RECORD EXTRACTS -
-----
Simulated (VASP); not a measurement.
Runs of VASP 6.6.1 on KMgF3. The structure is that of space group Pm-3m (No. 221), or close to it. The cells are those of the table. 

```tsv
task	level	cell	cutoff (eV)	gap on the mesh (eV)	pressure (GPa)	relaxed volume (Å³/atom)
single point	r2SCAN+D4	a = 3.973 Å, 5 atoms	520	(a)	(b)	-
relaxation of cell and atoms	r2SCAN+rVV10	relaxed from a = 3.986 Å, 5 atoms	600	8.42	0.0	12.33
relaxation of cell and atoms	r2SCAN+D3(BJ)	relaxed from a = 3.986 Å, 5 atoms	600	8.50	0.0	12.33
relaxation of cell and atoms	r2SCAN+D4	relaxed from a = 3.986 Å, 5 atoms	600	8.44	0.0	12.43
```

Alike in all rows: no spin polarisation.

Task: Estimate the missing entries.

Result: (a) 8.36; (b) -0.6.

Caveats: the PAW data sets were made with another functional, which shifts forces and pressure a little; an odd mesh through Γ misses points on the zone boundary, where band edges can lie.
-----

WORK ORDER -
Looking back over the data above, restate word for word the lines that begin at the line with "Alike in all rows: no spin polarisation." and end at the line with "Result: (a) 8.36; (b) -0.6.", inclusive.

WRITTEN RESPONSE -
Alike in all rows: no spin polarisation.

Task: Estimate the missing entries.

Result: (a) 8.36; (b) -0.6.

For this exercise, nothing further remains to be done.